(Beginning of Input data)
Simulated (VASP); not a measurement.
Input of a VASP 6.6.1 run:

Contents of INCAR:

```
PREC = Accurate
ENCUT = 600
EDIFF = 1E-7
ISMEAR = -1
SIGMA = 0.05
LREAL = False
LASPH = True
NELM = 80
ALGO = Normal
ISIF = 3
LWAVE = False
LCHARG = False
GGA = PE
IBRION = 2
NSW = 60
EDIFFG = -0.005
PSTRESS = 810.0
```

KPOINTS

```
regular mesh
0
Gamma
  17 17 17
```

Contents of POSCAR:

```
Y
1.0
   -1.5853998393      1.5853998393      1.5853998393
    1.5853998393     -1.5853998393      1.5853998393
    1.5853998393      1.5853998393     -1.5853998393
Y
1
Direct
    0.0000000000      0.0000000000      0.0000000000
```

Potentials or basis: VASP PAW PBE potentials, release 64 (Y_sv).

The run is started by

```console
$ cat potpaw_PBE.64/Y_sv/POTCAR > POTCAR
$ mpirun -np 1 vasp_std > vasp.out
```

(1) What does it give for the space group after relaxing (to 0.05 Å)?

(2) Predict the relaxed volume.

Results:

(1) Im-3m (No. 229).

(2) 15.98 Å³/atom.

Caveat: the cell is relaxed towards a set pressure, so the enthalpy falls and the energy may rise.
(End of Input data)

* **Work order**
If a line comes after the one that contains "(2) 15.98 Å³/atom.", leave it out; return every line of the entries up to that point exactly, starting with the first, with that line included.

* **Answer section**
Simulated (VASP); not a measurement.
Input of a VASP 6.6.1 run:

Contents of INCAR:

```
PREC = Accurate
ENCUT = 600
EDIFF = 1E-7
ISMEAR = -1
SIGMA = 0.05
LREAL = False
LASPH = True
NELM = 80
ALGO = Normal
ISIF = 3
LWAVE = False
LCHARG = False
GGA = PE
IBRION = 2
NSW = 60
EDIFFG = -0.005
PSTRESS = 810.0
```

KPOINTS

```
regular mesh
0
Gamma
  17 17 17
```

Contents of POSCAR:

```
Y
1.0
   -1.5853998393      1.5853998393      1.5853998393
    1.5853998393     -1.5853998393      1.5853998393
    1.5853998393      1.5853998393     -1.5853998393
Y
1
Direct
    0.0000000000      0.0000000000      0.0000000000
```

Potentials or basis: VASP PAW PBE potentials, release 64 (Y_sv).

The run is started by

```console
$ cat potpaw_PBE.64/Y_sv/POTCAR > POTCAR
$ mpirun -np 1 vasp_std > vasp.out
```

(1) What does it give for the space group after relaxing (to 0.05 Å)?

(2) Predict the relaxed volume.

Results:

(1) Im-3m (No. 229).

(2) 15.98 Å³/atom.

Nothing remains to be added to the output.